Study material:
= = = =

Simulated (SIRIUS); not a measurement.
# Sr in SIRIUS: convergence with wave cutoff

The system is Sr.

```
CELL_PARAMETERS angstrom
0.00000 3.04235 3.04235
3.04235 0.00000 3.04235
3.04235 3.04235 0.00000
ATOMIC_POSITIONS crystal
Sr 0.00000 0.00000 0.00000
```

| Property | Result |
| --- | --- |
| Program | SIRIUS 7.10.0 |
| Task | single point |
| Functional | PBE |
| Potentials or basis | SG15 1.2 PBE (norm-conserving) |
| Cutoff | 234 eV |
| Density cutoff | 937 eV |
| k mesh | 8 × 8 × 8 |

= = = =

Work item:
Output the entire data exactly, line for line.

Your response:
Simulated (SIRIUS); not a measurement.
# Sr in SIRIUS: convergence with wave cutoff

The system is Sr.

```
CELL_PARAMETERS angstrom
0.00000 3.04235 3.04235
3.04235 0.00000 3.04235
3.04235 3.04235 0.00000
ATOMIC_POSITIONS crystal
Sr 0.00000 0.00000 0.00000
```

| Property | Result |
| --- | --- |
| Program | SIRIUS 7.10.0 |
| Task | single point |
| Functional | PBE |
| Potentials or basis | SG15 1.2 PBE (norm-conserving) |
| Cutoff | 234 eV |
| Density cutoff | 937 eV |
| k mesh | 8 × 8 × 8 |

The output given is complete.